### DATA TO EXAMINE
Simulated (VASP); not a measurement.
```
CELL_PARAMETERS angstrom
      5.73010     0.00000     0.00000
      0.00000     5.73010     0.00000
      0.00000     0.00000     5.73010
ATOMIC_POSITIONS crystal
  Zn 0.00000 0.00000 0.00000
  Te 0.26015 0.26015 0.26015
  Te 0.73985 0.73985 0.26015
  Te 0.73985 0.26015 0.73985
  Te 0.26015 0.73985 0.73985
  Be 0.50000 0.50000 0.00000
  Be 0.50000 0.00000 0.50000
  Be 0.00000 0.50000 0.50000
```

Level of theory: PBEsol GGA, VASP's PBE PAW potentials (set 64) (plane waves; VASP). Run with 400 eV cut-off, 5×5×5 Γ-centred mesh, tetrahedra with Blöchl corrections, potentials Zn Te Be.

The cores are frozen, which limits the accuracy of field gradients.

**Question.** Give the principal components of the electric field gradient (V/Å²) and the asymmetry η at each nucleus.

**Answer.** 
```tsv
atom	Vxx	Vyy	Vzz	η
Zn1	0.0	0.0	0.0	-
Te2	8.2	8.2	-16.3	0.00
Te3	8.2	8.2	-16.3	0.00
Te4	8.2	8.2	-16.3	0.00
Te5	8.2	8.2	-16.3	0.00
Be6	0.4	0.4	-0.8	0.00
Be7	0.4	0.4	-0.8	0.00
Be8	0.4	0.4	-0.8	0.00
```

### ASSIGNED TASK
Write the data out again. Match it word for word.

### ANSWER SPACE
Simulated (VASP); not a measurement.
```
CELL_PARAMETERS angstrom
      5.73010     0.00000     0.00000
      0.00000     5.73010     0.00000
      0.00000     0.00000     5.73010
ATOMIC_POSITIONS crystal
  Zn 0.00000 0.00000 0.00000
  Te 0.26015 0.26015 0.26015
  Te 0.73985 0.73985 0.26015
  Te 0.73985 0.26015 0.73985
  Te 0.26015 0.73985 0.73985
  Be 0.50000 0.50000 0.00000
  Be 0.50000 0.00000 0.50000
  Be 0.00000 0.50000 0.50000
```

Level of theory: PBEsol GGA, VASP's PBE PAW potentials (set 64) (plane waves; VASP). Run with 400 eV cut-off, 5×5×5 Γ-centred mesh, tetrahedra with Blöchl corrections, potentials Zn Te Be.

The cores are frozen, which limits the accuracy of field gradients.

**Question.** Give the principal components of the electric field gradient (V/Å²) and the asymmetry η at each nucleus.

**Answer.** 
```tsv
atom	Vxx	Vyy	Vzz	η
Zn1	0.0	0.0	0.0	-
Te2	8.2	8.2	-16.3	0.00
Te3	8.2	8.2	-16.3	0.00
Te4	8.2	8.2	-16.3	0.00
Te5	8.2	8.2	-16.3	0.00
Be6	0.4	0.4	-0.8	0.00
Be7	0.4	0.4	-0.8	0.00
Be8	0.4	0.4	-0.8	0.00
```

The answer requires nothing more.